■ Action item ■
Output the entries below exactly, from the first line to the line holding "2.622 Å, PBE0**", both included.

■ Information provided ■
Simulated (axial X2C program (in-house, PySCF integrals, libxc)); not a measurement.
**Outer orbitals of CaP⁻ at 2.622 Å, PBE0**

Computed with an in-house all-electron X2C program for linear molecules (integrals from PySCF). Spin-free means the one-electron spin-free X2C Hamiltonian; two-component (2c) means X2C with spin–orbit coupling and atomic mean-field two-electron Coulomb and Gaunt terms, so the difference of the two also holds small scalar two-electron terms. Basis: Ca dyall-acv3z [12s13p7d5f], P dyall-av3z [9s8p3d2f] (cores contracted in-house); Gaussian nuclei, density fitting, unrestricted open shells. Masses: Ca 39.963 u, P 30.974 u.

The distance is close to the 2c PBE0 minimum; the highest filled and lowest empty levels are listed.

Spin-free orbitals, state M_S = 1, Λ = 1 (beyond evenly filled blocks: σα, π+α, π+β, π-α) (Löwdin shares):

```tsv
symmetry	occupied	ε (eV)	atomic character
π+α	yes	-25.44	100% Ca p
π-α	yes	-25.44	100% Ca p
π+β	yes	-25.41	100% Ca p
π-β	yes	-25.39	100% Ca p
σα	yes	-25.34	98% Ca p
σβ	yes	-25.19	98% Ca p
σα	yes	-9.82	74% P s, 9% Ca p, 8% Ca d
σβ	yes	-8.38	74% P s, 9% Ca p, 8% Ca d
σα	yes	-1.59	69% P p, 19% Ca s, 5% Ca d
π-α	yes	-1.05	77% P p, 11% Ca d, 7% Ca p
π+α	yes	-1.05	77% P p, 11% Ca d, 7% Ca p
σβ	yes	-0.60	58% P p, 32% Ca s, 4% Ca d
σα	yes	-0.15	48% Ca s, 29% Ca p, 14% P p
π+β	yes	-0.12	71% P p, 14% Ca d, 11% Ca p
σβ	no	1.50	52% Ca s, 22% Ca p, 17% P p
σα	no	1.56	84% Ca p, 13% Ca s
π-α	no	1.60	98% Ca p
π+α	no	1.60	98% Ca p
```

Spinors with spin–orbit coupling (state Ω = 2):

■ Response ■
Simulated (axial X2C program (in-house, PySCF integrals, libxc)); not a measurement.
**Outer orbitals of CaP⁻ at 2.622 Å, PBE0**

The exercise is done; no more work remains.